- Activity: Output only the lines of the entries that follow, starting at the one with "## Withheld run" and running down to the one with "Question: what energy", both included and unchanged.

───
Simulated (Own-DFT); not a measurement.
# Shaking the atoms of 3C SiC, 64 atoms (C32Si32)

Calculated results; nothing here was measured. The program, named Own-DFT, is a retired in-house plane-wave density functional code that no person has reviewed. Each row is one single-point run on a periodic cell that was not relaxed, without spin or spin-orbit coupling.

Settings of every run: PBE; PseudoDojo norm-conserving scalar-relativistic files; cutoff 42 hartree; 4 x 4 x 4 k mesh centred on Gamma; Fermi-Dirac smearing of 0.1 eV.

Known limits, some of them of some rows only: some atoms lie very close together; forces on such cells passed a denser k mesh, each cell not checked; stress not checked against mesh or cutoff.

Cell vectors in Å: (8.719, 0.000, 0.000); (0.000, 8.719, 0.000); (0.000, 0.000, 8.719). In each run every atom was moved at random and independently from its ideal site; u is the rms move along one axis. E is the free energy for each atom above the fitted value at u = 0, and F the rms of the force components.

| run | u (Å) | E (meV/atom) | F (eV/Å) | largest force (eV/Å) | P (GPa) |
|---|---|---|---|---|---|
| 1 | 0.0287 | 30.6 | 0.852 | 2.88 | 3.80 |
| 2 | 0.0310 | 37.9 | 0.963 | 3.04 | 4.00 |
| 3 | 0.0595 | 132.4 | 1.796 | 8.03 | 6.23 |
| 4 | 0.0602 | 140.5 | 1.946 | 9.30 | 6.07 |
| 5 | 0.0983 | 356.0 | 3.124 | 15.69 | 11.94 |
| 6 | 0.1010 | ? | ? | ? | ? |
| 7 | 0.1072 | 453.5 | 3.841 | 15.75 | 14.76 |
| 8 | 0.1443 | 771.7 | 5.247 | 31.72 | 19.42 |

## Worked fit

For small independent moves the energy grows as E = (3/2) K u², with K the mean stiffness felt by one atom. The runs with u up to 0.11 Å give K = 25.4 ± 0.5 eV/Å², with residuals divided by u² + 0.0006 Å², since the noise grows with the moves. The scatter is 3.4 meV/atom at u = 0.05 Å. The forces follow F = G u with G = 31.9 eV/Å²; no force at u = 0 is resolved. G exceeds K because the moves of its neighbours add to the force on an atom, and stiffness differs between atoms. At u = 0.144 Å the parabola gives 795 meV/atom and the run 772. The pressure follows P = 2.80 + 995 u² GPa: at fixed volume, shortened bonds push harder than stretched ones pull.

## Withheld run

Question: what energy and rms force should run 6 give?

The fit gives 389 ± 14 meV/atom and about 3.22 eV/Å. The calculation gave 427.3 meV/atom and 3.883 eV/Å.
───

- Task answer:
## Withheld run

Question: what energy and rms force should run 6 give?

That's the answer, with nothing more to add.